== The data ==
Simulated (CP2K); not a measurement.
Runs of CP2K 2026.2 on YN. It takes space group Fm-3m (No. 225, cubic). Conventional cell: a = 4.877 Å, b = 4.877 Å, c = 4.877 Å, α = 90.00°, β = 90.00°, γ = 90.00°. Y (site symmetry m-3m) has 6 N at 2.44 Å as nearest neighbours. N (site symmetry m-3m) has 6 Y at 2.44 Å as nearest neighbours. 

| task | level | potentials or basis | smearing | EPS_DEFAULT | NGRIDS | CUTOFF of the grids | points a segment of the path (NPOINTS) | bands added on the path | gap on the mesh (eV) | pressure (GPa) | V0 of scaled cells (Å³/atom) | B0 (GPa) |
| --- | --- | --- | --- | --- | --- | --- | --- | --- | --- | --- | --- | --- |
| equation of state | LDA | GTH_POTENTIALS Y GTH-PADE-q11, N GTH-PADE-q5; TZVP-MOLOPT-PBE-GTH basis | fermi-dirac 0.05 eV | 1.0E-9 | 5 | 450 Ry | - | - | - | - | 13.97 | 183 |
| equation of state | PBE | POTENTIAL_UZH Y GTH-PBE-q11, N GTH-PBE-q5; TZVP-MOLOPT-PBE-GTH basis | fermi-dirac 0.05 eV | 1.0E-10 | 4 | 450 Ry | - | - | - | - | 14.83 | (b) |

== Assigned task ==
This exercise calls for an exact reproduction of the material.

== Your response ==
Simulated (CP2K); not a measurement.
Runs of CP2K 2026.2 on YN. It takes space group Fm-3m (No. 225, cubic). Conventional cell: a = 4.877 Å, b = 4.877 Å, c = 4.877 Å, α = 90.00°, β = 90.00°, γ = 90.00°. Y (site symmetry m-3m) has 6 N at 2.44 Å as nearest neighbours. N (site symmetry m-3m) has 6 Y at 2.44 Å as nearest neighbours. 

| task | level | potentials or basis | smearing | EPS_DEFAULT | NGRIDS | CUTOFF of the grids | points a segment of the path (NPOINTS) | bands added on the path | gap on the mesh (eV) | pressure (GPa) | V0 of scaled cells (Å³/atom) | B0 (GPa) |
| --- | --- | --- | --- | --- | --- | --- | --- | --- | --- | --- | --- | --- |
| equation of state | LDA | GTH_POTENTIALS Y GTH-PADE-q11, N GTH-PADE-q5; TZVP-MOLOPT-PBE-GTH basis | fermi-dirac 0.05 eV | 1.0E-9 | 5 | 450 Ry | - | - | - | - | 13.97 | 183 |
| equation of state | PBE | POTENTIAL_UZH Y GTH-PBE-q11, N GTH-PBE-q5; TZVP-MOLOPT-PBE-GTH basis | fermi-dirac 0.05 eV | 1.0E-10 | 4 | 450 Ry | - | - | - | - | 14.83 | (b) |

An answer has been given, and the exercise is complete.